Requirement: Word for word, return the lines from the start of the entries below through the line that has "P, 8 atoms in".

==== Information provided

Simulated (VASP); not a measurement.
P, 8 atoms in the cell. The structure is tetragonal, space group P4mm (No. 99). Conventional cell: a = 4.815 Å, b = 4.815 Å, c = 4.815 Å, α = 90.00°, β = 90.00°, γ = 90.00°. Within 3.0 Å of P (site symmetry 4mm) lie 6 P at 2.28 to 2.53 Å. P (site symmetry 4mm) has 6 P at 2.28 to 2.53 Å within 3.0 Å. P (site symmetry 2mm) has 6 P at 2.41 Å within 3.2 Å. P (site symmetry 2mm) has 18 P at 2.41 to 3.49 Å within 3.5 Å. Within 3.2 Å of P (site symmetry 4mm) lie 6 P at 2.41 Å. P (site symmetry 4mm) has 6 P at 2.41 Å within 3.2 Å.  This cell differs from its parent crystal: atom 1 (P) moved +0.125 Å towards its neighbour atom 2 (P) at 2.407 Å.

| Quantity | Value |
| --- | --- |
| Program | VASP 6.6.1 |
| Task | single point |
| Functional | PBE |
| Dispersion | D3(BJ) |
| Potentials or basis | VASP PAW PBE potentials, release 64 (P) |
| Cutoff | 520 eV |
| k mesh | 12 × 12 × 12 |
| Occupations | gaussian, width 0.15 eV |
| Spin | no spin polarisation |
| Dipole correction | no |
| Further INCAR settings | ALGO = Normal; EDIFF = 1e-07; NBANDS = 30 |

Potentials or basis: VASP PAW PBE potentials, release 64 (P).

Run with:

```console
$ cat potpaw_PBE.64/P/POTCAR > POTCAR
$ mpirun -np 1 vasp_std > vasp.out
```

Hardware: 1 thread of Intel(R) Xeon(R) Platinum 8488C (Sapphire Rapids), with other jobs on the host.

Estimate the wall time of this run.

========

Exercise solution:
Simulated (VASP); not a measurement.
P, 8 atoms in the cell. The structure is tetragonal, space group P4mm (No. 99). Conventional cell: a = 4.815 Å, b = 4.815 Å, c = 4.815 Å, α = 90.00°, β = 90.00°, γ = 90.00°. Within 3.0 Å of P (site symmetry 4mm) lie 6 P at 2.28 to 2.53 Å. P (site symmetry 4mm) has 6 P at 2.28 to 2.53 Å within 3.0 Å. P (site symmetry 2mm) has 6 P at 2.41 Å within 3.2 Å. P (site symmetry 2mm) has 18 P at 2.41 to 3.49 Å within 3.5 Å. Within 3.2 Å of P (site symmetry 4mm) lie 6 P at 2.41 Å. P (site symmetry 4mm) has 6 P at 2.41 Å within 3.2 Å.  This cell differs from its parent crystal: atom 1 (P) moved +0.125 Å towards its neighbour atom 2 (P) at 2.407 Å.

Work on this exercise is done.